Data provided Block Start

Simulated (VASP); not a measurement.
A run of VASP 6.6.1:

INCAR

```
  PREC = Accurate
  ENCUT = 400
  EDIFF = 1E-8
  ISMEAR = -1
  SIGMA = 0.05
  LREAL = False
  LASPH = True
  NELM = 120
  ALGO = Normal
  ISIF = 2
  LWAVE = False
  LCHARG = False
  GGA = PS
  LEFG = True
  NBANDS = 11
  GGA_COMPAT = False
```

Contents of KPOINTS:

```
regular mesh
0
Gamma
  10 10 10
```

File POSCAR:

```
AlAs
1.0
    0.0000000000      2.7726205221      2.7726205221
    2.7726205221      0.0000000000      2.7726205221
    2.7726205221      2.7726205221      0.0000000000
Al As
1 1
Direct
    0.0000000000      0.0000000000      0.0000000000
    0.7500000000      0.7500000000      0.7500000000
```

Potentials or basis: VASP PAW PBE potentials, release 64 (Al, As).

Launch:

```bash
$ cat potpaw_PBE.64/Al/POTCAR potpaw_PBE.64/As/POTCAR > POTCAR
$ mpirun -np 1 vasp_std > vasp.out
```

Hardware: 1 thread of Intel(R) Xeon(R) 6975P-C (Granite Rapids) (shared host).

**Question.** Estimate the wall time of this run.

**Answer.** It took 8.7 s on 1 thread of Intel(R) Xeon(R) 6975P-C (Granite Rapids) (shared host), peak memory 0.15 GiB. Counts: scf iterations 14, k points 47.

Data provided Block End

**Exercise:** Return the lines above precisely as they appear, beginning at the first line and ending at the line with "of this run.", and nothing after it.

**Written solution:**
Simulated (VASP); not a measurement.
A run of VASP 6.6.1:

INCAR

```
  PREC = Accurate
  ENCUT = 400
  EDIFF = 1E-8
  ISMEAR = -1
  SIGMA = 0.05
  LREAL = False
  LASPH = True
  NELM = 120
  ALGO = Normal
  ISIF = 2
  LWAVE = False
  LCHARG = False
  GGA = PS
  LEFG = True
  NBANDS = 11
  GGA_COMPAT = False
```

Contents of KPOINTS:

```
regular mesh
0
Gamma
  10 10 10
```

File POSCAR:

```
AlAs
1.0
    0.0000000000      2.7726205221      2.7726205221
    2.7726205221      0.0000000000      2.7726205221
    2.7726205221      2.7726205221      0.0000000000
Al As
1 1
Direct
    0.0000000000      0.0000000000      0.0000000000
    0.7500000000      0.7500000000      0.7500000000
```

Potentials or basis: VASP PAW PBE potentials, release 64 (Al, As).

Launch:

```bash
$ cat potpaw_PBE.64/Al/POTCAR potpaw_PBE.64/As/POTCAR > POTCAR
$ mpirun -np 1 vasp_std > vasp.out
```

Hardware: 1 thread of Intel(R) Xeon(R) 6975P-C (Granite Rapids) (shared host).

**Question.** Estimate the wall time of this run.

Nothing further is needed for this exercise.